_REQUIRED ACTION_: Once you have read the data below, write it all out exactly.

(Beginning of STORED DATA)

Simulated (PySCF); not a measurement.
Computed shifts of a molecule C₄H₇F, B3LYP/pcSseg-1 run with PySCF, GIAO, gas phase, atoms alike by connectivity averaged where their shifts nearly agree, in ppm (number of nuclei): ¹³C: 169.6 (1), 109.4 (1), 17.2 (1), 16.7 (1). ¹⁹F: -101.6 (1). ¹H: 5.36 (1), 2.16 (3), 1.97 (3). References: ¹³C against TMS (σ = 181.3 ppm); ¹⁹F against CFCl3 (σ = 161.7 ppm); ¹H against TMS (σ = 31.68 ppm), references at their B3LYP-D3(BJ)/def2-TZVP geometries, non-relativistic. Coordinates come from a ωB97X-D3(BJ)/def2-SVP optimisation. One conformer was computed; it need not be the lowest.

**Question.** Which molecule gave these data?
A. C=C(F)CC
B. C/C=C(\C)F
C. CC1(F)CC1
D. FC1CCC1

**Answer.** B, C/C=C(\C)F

(End of STORED DATA)

_EXERCISE OUTPUT_:
Simulated (PySCF); not a measurement.
Computed shifts of a molecule C₄H₇F, B3LYP/pcSseg-1 run with PySCF, GIAO, gas phase, atoms alike by connectivity averaged where their shifts nearly agree, in ppm (number of nuclei): ¹³C: 169.6 (1), 109.4 (1), 17.2 (1), 16.7 (1). ¹⁹F: -101.6 (1). ¹H: 5.36 (1), 2.16 (3), 1.97 (3). References: ¹³C against TMS (σ = 181.3 ppm); ¹⁹F against CFCl3 (σ = 161.7 ppm); ¹H against TMS (σ = 31.68 ppm), references at their B3LYP-D3(BJ)/def2-TZVP geometries, non-relativistic. Coordinates come from a ωB97X-D3(BJ)/def2-SVP optimisation. One conformer was computed; it need not be the lowest.

**Question.** Which molecule gave these data?
A. C=C(F)CC
B. C/C=C(\C)F
C. CC1(F)CC1
D. FC1CCC1

**Answer.** B, C/C=C(\C)F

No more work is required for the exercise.